REQUIREMENT — Copy the records below verbatim, from the first line through the line containing "-0.10 | 146.13 |", inclusive, and output nothing else.

-.-.-

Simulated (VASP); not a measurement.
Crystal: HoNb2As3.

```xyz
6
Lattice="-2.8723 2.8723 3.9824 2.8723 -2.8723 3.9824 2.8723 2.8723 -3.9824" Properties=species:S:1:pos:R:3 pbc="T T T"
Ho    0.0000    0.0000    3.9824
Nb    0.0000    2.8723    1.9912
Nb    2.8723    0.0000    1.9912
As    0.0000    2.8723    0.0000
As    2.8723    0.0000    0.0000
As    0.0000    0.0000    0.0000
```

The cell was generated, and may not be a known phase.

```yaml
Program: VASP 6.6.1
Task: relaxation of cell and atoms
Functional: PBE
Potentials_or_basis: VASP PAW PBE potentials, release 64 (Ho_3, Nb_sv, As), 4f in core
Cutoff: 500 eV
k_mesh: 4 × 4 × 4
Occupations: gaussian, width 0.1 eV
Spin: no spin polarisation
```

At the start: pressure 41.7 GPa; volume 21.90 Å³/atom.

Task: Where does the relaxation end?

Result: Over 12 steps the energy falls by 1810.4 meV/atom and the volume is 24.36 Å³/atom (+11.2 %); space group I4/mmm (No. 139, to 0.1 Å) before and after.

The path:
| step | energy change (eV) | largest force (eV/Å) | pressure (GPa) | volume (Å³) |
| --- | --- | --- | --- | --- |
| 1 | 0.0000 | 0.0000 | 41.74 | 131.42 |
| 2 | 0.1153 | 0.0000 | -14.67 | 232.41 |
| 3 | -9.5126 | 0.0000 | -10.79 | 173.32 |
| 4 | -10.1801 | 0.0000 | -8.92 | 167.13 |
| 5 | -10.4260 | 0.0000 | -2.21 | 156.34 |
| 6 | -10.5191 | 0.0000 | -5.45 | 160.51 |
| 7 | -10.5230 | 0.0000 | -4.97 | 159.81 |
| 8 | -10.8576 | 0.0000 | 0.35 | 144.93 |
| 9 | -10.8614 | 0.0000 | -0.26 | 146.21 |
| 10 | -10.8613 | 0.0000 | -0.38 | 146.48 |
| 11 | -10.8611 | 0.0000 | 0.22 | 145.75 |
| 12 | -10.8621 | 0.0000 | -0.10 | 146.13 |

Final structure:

-.-.-

WRITTEN SOLUTION —
Simulated (VASP); not a measurement.
Crystal: HoNb2As3.

```xyz
6
Lattice="-2.8723 2.8723 3.9824 2.8723 -2.8723 3.9824 2.8723 2.8723 -3.9824" Properties=species:S:1:pos:R:3 pbc="T T T"
Ho    0.0000    0.0000    3.9824
Nb    0.0000    2.8723    1.9912
Nb    2.8723    0.0000    1.9912
As    0.0000    2.8723    0.0000
As    2.8723    0.0000    0.0000
As    0.0000    0.0000    0.0000
```

The cell was generated, and may not be a known phase.

```yaml
Program: VASP 6.6.1
Task: relaxation of cell and atoms
Functional: PBE
Potentials_or_basis: VASP PAW PBE potentials, release 64 (Ho_3, Nb_sv, As), 4f in core
Cutoff: 500 eV
k_mesh: 4 × 4 × 4
Occupations: gaussian, width 0.1 eV
Spin: no spin polarisation
```

At the start: pressure 41.7 GPa; volume 21.90 Å³/atom.

Task: Where does the relaxation end?

Result: Over 12 steps the energy falls by 1810.4 meV/atom and the volume is 24.36 Å³/atom (+11.2 %); space group I4/mmm (No. 139, to 0.1 Å) before and after.

The path:
| step | energy change (eV) | largest force (eV/Å) | pressure (GPa) | volume (Å³) |
| --- | --- | --- | --- | --- |
| 1 | 0.0000 | 0.0000 | 41.74 | 131.42 |
| 2 | 0.1153 | 0.0000 | -14.67 | 232.41 |
| 3 | -9.5126 | 0.0000 | -10.79 | 173.32 |
| 4 | -10.1801 | 0.0000 | -8.92 | 167.13 |
| 5 | -10.4260 | 0.0000 | -2.21 | 156.34 |
| 6 | -10.5191 | 0.0000 | -5.45 | 160.51 |
| 7 | -10.5230 | 0.0000 | -4.97 | 159.81 |
| 8 | -10.8576 | 0.0000 | 0.35 | 144.93 |
| 9 | -10.8614 | 0.0000 | -0.26 | 146.21 |
| 10 | -10.8613 | 0.0000 | -0.38 | 146.48 |
| 11 | -10.8611 | 0.0000 | 0.22 | 145.75 |
| 12 | -10.8621 | 0.0000 | -0.10 | 146.13 |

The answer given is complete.